» **Work request**: When the line containing "-1.53 | 192.82 |" is found in the data below, copy it and each line after it through the line containing "4.69 | 135.99 |", exactly and with no others.

=== Begin Enclosure ===

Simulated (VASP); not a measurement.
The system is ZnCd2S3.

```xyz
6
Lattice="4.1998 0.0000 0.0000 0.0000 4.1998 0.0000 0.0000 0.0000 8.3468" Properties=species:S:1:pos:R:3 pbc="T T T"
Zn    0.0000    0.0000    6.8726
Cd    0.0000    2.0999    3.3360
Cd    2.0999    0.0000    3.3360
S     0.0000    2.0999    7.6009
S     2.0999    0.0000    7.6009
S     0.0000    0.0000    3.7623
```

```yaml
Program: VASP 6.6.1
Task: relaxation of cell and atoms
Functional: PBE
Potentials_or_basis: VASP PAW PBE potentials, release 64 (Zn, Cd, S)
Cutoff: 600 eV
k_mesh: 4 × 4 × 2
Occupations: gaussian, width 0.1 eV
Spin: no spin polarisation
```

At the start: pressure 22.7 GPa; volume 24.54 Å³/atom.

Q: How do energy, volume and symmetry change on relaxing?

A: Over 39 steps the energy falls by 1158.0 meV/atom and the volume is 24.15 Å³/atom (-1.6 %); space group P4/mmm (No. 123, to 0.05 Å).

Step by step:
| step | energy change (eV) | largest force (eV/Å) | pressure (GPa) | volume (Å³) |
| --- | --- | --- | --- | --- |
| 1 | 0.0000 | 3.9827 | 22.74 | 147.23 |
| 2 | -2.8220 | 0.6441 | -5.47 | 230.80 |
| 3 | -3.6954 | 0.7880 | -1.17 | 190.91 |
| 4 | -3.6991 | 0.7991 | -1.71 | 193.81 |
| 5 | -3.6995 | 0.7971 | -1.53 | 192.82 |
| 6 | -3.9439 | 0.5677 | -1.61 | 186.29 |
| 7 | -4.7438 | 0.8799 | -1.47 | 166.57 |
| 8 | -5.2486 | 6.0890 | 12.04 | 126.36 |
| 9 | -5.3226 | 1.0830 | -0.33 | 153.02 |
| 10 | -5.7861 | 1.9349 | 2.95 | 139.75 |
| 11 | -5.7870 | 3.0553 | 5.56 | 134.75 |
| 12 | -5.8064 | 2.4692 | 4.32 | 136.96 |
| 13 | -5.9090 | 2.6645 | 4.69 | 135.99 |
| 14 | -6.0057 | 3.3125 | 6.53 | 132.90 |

=== End Enclosure ===

» **Response**:
| 5 | -3.6995 | 0.7971 | -1.53 | 192.82 |
| 6 | -3.9439 | 0.5677 | -1.61 | 186.29 |
| 7 | -4.7438 | 0.8799 | -1.47 | 166.57 |
| 8 | -5.2486 | 6.0890 | 12.04 | 126.36 |
| 9 | -5.3226 | 1.0830 | -0.33 | 153.02 |
| 10 | -5.7861 | 1.9349 | 2.95 | 139.75 |
| 11 | -5.7870 | 3.0553 | 5.56 | 134.75 |
| 12 | -5.8064 | 2.4692 | 4.32 | 136.96 |
| 13 | -5.9090 | 2.6645 | 4.69 | 135.99 |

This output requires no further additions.